→ **Work task**
Your output should be the lines of the entries below, exactly, from the first one through the line that holds "cell | 24 | 42 |".

→ **Given entries**
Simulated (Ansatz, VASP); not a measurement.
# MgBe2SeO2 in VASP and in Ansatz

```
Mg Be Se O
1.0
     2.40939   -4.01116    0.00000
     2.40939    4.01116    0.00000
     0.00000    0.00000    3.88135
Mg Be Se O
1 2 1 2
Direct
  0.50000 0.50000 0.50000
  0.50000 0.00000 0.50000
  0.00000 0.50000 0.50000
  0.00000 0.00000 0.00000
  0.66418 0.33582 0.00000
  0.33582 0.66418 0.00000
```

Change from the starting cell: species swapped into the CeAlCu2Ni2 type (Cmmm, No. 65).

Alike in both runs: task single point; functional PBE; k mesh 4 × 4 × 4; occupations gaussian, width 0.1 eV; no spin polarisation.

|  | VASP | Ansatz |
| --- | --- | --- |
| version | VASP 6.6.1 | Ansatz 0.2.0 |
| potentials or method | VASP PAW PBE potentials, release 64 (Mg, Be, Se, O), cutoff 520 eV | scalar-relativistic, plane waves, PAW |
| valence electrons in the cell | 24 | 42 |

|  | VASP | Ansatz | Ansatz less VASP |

→ **Answer section**
Simulated (Ansatz, VASP); not a measurement.
# MgBe2SeO2 in VASP and in Ansatz

```
Mg Be Se O
1.0
     2.40939   -4.01116    0.00000
     2.40939    4.01116    0.00000
     0.00000    0.00000    3.88135
Mg Be Se O
1 2 1 2
Direct
  0.50000 0.50000 0.50000
  0.50000 0.00000 0.50000
  0.00000 0.50000 0.50000
  0.00000 0.00000 0.00000
  0.66418 0.33582 0.00000
  0.33582 0.66418 0.00000
```

Change from the starting cell: species swapped into the CeAlCu2Ni2 type (Cmmm, No. 65).

Alike in both runs: task single point; functional PBE; k mesh 4 × 4 × 4; occupations gaussian, width 0.1 eV; no spin polarisation.

|  | VASP | Ansatz |
| --- | --- | --- |
| version | VASP 6.6.1 | Ansatz 0.2.0 |
| potentials or method | VASP PAW PBE potentials, release 64 (Mg, Be, Se, O), cutoff 520 eV | scalar-relativistic, plane waves, PAW |
| valence electrons in the cell | 24 | 42 |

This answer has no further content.